REQUIRED ACTION —
Everything from the line containing "Geometry: PBE0-D4/def2-TZVP." through the line containing "Q: What is the character of this orbital?" in the listing below should be copied exactly, and nothing more.

MATERIAL PROVIDED —
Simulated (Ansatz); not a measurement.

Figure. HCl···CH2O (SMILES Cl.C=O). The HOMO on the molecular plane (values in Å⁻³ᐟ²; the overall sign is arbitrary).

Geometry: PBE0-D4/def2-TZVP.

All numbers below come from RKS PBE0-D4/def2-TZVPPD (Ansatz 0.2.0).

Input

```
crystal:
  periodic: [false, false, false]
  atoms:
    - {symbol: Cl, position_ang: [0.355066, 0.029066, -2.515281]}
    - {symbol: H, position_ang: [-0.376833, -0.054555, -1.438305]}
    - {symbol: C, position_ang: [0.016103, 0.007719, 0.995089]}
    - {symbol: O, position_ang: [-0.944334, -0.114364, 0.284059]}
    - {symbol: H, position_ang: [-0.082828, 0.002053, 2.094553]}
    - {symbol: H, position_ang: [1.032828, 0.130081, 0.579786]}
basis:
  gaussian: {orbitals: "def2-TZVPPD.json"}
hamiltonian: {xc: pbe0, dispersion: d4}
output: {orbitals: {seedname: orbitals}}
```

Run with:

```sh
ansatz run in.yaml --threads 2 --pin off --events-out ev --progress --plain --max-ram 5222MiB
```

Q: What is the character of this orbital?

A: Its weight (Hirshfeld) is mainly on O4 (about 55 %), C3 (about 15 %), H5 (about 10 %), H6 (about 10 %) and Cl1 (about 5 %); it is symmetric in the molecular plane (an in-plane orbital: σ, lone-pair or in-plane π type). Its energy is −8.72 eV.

WRITTEN RESPONSE —
Geometry: PBE0-D4/def2-TZVP.

All numbers below come from RKS PBE0-D4/def2-TZVPPD (Ansatz 0.2.0).

Input

```
crystal:
  periodic: [false, false, false]
  atoms:
    - {symbol: Cl, position_ang: [0.355066, 0.029066, -2.515281]}
    - {symbol: H, position_ang: [-0.376833, -0.054555, -1.438305]}
    - {symbol: C, position_ang: [0.016103, 0.007719, 0.995089]}
    - {symbol: O, position_ang: [-0.944334, -0.114364, 0.284059]}
    - {symbol: H, position_ang: [-0.082828, 0.002053, 2.094553]}
    - {symbol: H, position_ang: [1.032828, 0.130081, 0.579786]}
basis:
  gaussian: {orbitals: "def2-TZVPPD.json"}
hamiltonian: {xc: pbe0, dispersion: d4}
output: {orbitals: {seedname: orbitals}}
```

Run with:

```sh
ansatz run in.yaml --threads 2 --pin off --events-out ev --progress --plain --max-ram 5222MiB
```

Q: What is the character of this orbital?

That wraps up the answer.